- **Brief**
For the listing below, return the line containing "The recommended PBE", the line containing "Result: It converged.", and all lines in between, exactly as written and nothing else.

◇ ◇ ◇

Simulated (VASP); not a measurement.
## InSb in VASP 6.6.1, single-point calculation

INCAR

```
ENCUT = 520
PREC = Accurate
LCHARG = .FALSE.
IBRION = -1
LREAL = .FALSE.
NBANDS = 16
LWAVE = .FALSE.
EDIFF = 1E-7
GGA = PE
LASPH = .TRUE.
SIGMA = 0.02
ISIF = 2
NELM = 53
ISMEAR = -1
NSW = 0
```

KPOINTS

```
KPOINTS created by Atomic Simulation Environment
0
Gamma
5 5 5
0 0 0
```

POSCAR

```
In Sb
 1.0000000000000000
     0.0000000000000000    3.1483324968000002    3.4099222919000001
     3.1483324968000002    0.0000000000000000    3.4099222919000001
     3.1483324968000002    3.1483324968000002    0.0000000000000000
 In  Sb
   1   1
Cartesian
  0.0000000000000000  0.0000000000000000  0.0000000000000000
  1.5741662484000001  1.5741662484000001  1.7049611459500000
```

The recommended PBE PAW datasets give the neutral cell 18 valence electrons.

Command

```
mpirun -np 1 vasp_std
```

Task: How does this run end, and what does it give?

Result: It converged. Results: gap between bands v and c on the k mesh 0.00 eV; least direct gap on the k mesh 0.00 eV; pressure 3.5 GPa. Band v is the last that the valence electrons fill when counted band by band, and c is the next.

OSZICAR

◇ ◇ ◇

- **Solution**
The recommended PBE PAW datasets give the neutral cell 18 valence electrons.

Command

```
mpirun -np 1 vasp_std
```

Task: How does this run end, and what does it give?

Result: It converged. Results: gap between bands v and c on the k mesh 0.00 eV; least direct gap on the k mesh 0.00 eV; pressure 3.5 GPa. Band v is the last that the valence electrons fill when counted band by band, and c is the next.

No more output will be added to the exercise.